* GIVEN ENTRIES
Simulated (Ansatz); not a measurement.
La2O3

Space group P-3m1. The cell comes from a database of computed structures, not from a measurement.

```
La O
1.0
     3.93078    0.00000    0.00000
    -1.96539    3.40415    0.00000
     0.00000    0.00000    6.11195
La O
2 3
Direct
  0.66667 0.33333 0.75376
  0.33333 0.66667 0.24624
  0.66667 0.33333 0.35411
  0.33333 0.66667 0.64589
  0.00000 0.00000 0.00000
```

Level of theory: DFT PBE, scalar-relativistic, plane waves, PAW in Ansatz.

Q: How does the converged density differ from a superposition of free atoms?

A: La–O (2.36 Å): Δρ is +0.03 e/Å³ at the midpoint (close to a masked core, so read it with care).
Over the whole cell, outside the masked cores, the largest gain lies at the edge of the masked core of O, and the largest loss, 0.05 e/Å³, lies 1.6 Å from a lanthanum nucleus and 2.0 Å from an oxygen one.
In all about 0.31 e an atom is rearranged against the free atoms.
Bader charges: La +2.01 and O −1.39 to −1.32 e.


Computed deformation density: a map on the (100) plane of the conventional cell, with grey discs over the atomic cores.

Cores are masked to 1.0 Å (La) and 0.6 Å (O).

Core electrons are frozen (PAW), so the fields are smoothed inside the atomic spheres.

* REQUIRED ACTION
Your answer should be the whole listing above, repeated exactly as it appears.

* EXPECTED ANSWER
Simulated (Ansatz); not a measurement.
La2O3

Space group P-3m1. The cell comes from a database of computed structures, not from a measurement.

```
La O
1.0
     3.93078    0.00000    0.00000
    -1.96539    3.40415    0.00000
     0.00000    0.00000    6.11195
La O
2 3
Direct
  0.66667 0.33333 0.75376
  0.33333 0.66667 0.24624
  0.66667 0.33333 0.35411
  0.33333 0.66667 0.64589
  0.00000 0.00000 0.00000
```

Level of theory: DFT PBE, scalar-relativistic, plane waves, PAW in Ansatz.

Q: How does the converged density differ from a superposition of free atoms?

A: La–O (2.36 Å): Δρ is +0.03 e/Å³ at the midpoint (close to a masked core, so read it with care).
Over the whole cell, outside the masked cores, the largest gain lies at the edge of the masked core of O, and the largest loss, 0.05 e/Å³, lies 1.6 Å from a lanthanum nucleus and 2.0 Å from an oxygen one.
In all about 0.31 e an atom is rearranged against the free atoms.
Bader charges: La +2.01 and O −1.39 to −1.32 e.


Computed deformation density: a map on the (100) plane of the conventional cell, with grey discs over the atomic cores.

Cores are masked to 1.0 Å (La) and 0.6 Å (O).

Core electrons are frozen (PAW), so the fields are smoothed inside the atomic spheres.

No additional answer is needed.